-------- STORED DATA --------
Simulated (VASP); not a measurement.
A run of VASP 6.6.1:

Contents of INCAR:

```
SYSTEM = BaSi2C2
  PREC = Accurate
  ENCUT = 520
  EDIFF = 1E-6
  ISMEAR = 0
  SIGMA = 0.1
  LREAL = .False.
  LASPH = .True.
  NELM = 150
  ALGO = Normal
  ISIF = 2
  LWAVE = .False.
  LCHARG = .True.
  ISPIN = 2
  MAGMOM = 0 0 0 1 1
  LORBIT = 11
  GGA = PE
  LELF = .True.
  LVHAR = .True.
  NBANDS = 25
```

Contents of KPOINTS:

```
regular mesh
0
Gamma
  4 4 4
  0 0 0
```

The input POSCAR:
--------

TASK ITEM -> Print the material above once more, exactly.

EXPECTED ANSWER ->
Simulated (VASP); not a measurement.
A run of VASP 6.6.1:

Contents of INCAR:

```
SYSTEM = BaSi2C2
  PREC = Accurate
  ENCUT = 520
  EDIFF = 1E-6
  ISMEAR = 0
  SIGMA = 0.1
  LREAL = .False.
  LASPH = .True.
  NELM = 150
  ALGO = Normal
  ISIF = 2
  LWAVE = .False.
  LCHARG = .True.
  ISPIN = 2
  MAGMOM = 0 0 0 1 1
  LORBIT = 11
  GGA = PE
  LELF = .True.
  LVHAR = .True.
  NBANDS = 25
```

Contents of KPOINTS:

```
regular mesh
0
Gamma
  4 4 4
  0 0 0
```

The input POSCAR:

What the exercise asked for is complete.